━━━

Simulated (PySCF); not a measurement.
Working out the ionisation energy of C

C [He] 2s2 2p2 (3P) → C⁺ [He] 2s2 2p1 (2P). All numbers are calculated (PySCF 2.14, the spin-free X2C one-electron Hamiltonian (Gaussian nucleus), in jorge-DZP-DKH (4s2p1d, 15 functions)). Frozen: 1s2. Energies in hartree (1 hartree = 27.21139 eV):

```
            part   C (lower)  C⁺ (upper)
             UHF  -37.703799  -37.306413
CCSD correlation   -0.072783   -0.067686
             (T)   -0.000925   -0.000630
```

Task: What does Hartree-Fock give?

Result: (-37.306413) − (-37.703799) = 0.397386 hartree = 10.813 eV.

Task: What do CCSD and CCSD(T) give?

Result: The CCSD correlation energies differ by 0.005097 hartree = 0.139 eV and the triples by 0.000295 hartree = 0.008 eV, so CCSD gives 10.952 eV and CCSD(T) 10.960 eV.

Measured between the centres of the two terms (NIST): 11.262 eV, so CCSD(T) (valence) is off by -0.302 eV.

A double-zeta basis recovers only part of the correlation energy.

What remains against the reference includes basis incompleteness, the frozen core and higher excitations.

━━━

-- Activity --
Your reply should hold only the lines from the first line of the records through the one with "A double-zeta basis", reproduced word for word.

-- Problem solution --
Simulated (PySCF); not a measurement.
Working out the ionisation energy of C

C [He] 2s2 2p2 (3P) → C⁺ [He] 2s2 2p1 (2P). All numbers are calculated (PySCF 2.14, the spin-free X2C one-electron Hamiltonian (Gaussian nucleus), in jorge-DZP-DKH (4s2p1d, 15 functions)). Frozen: 1s2. Energies in hartree (1 hartree = 27.21139 eV):

```
            part   C (lower)  C⁺ (upper)
             UHF  -37.703799  -37.306413
CCSD correlation   -0.072783   -0.067686
             (T)   -0.000925   -0.000630
```

Task: What does Hartree-Fock give?

Result: (-37.306413) − (-37.703799) = 0.397386 hartree = 10.813 eV.

Task: What do CCSD and CCSD(T) give?

Result: The CCSD correlation energies differ by 0.005097 hartree = 0.139 eV and the triples by 0.000295 hartree = 0.008 eV, so CCSD gives 10.952 eV and CCSD(T) 10.960 eV.

Measured between the centres of the two terms (NIST): 11.262 eV, so CCSD(T) (valence) is off by -0.302 eV.

A double-zeta basis recovers only part of the correlation energy.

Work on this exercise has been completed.